* _Work item_:
Repeat the entries exactly. Leave nothing out.

* _Extracted records_:
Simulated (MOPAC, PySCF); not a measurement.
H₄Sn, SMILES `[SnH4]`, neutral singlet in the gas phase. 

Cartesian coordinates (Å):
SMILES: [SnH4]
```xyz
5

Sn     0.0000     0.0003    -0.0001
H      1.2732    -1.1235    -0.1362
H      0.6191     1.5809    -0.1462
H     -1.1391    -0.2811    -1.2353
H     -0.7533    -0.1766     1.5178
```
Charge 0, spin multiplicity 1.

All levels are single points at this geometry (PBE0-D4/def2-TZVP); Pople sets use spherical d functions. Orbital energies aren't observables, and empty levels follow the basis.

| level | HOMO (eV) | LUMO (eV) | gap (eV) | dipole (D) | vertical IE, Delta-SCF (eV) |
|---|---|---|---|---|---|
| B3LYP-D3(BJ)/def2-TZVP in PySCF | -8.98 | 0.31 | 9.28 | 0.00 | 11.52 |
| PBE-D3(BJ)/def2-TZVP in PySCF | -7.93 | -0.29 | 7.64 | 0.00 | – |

* _Your response_:
Simulated (MOPAC, PySCF); not a measurement.
H₄Sn, SMILES `[SnH4]`, neutral singlet in the gas phase. 

Cartesian coordinates (Å):
SMILES: [SnH4]
```xyz
5

Sn     0.0000     0.0003    -0.0001
H      1.2732    -1.1235    -0.1362
H      0.6191     1.5809    -0.1462
H     -1.1391    -0.2811    -1.2353
H     -0.7533    -0.1766     1.5178
```
Charge 0, spin multiplicity 1.

All levels are single points at this geometry (PBE0-D4/def2-TZVP); Pople sets use spherical d functions. Orbital energies aren't observables, and empty levels follow the basis.

| level | HOMO (eV) | LUMO (eV) | gap (eV) | dipole (D) | vertical IE, Delta-SCF (eV) |
|---|---|---|---|---|---|
| B3LYP-D3(BJ)/def2-TZVP in PySCF | -8.98 | 0.31 | 9.28 | 0.00 | 11.52 |
| PBE-D3(BJ)/def2-TZVP in PySCF | -7.93 | -0.29 | 7.64 | 0.00 | – |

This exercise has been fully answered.